- SUPPLIED MATERIAL:
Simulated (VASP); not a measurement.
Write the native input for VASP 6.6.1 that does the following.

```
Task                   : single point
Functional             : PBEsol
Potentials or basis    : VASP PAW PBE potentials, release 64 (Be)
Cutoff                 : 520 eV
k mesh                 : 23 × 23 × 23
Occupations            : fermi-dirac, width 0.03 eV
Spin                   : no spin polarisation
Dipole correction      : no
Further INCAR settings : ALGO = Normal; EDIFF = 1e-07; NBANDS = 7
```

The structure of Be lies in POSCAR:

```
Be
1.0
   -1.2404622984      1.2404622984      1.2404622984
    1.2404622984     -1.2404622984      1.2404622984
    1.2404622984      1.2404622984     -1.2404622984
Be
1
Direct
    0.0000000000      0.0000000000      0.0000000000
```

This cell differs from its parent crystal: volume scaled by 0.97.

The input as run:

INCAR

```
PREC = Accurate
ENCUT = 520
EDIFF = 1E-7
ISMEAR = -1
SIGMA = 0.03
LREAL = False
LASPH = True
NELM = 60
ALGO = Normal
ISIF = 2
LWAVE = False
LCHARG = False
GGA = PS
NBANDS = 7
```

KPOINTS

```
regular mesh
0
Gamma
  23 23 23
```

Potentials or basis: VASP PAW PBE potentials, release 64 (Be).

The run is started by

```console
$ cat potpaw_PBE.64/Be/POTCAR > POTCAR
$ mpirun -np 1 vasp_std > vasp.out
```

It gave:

- WORK ORDER: Every record above has to appear again, word for word.

- RESPONSE BOX:
Simulated (VASP); not a measurement.
Write the native input for VASP 6.6.1 that does the following.

```
Task                   : single point
Functional             : PBEsol
Potentials or basis    : VASP PAW PBE potentials, release 64 (Be)
Cutoff                 : 520 eV
k mesh                 : 23 × 23 × 23
Occupations            : fermi-dirac, width 0.03 eV
Spin                   : no spin polarisation
Dipole correction      : no
Further INCAR settings : ALGO = Normal; EDIFF = 1e-07; NBANDS = 7
```

The structure of Be lies in POSCAR:

```
Be
1.0
   -1.2404622984      1.2404622984      1.2404622984
    1.2404622984     -1.2404622984      1.2404622984
    1.2404622984      1.2404622984     -1.2404622984
Be
1
Direct
    0.0000000000      0.0000000000      0.0000000000
```

This cell differs from its parent crystal: volume scaled by 0.97.

The input as run:

INCAR

```
PREC = Accurate
ENCUT = 520
EDIFF = 1E-7
ISMEAR = -1
SIGMA = 0.03
LREAL = False
LASPH = True
NELM = 60
ALGO = Normal
ISIF = 2
LWAVE = False
LCHARG = False
GGA = PS
NBANDS = 7
```

KPOINTS

```
regular mesh
0
Gamma
  23 23 23
```

Potentials or basis: VASP PAW PBE potentials, release 64 (Be).

The run is started by

```console
$ cat potpaw_PBE.64/Be/POTCAR > POTCAR
$ mpirun -np 1 vasp_std > vasp.out
```

It gave:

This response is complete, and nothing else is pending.